*** Opening DATASET CONTENT ***
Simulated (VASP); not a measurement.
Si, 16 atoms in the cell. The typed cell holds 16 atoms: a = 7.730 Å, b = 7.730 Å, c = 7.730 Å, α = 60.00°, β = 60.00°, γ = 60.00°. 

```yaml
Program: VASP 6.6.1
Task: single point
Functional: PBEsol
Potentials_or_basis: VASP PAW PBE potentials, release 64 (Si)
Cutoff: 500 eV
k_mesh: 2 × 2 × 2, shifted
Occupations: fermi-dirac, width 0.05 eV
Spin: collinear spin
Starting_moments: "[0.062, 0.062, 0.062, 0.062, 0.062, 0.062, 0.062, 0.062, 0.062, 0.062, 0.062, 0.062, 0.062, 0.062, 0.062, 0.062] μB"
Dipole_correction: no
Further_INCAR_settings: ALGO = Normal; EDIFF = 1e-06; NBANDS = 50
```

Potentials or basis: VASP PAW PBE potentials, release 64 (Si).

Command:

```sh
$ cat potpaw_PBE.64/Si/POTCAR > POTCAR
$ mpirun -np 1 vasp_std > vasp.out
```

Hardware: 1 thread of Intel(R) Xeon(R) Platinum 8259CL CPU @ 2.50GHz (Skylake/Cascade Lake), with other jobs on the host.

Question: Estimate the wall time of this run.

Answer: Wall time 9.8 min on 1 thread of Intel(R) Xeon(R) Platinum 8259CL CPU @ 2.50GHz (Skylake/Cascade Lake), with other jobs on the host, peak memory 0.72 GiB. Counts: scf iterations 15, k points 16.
*** Closing DATASET CONTENT ***

WORK TASK: Output only the lines from the top of the entries through the one holding "Question: Estimate the wall time of this run.", copied exactly.

RESULT:
Simulated (VASP); not a measurement.
Si, 16 atoms in the cell. The typed cell holds 16 atoms: a = 7.730 Å, b = 7.730 Å, c = 7.730 Å, α = 60.00°, β = 60.00°, γ = 60.00°. 

```yaml
Program: VASP 6.6.1
Task: single point
Functional: PBEsol
Potentials_or_basis: VASP PAW PBE potentials, release 64 (Si)
Cutoff: 500 eV
k_mesh: 2 × 2 × 2, shifted
Occupations: fermi-dirac, width 0.05 eV
Spin: collinear spin
Starting_moments: "[0.062, 0.062, 0.062, 0.062, 0.062, 0.062, 0.062, 0.062, 0.062, 0.062, 0.062, 0.062, 0.062, 0.062, 0.062, 0.062] μB"
Dipole_correction: no
Further_INCAR_settings: ALGO = Normal; EDIFF = 1e-06; NBANDS = 50
```

Potentials or basis: VASP PAW PBE potentials, release 64 (Si).

Command:

```sh
$ cat potpaw_PBE.64/Si/POTCAR > POTCAR
$ mpirun -np 1 vasp_std > vasp.out
```

Hardware: 1 thread of Intel(R) Xeon(R) Platinum 8259CL CPU @ 2.50GHz (Skylake/Cascade Lake), with other jobs on the host.

Question: Estimate the wall time of this run.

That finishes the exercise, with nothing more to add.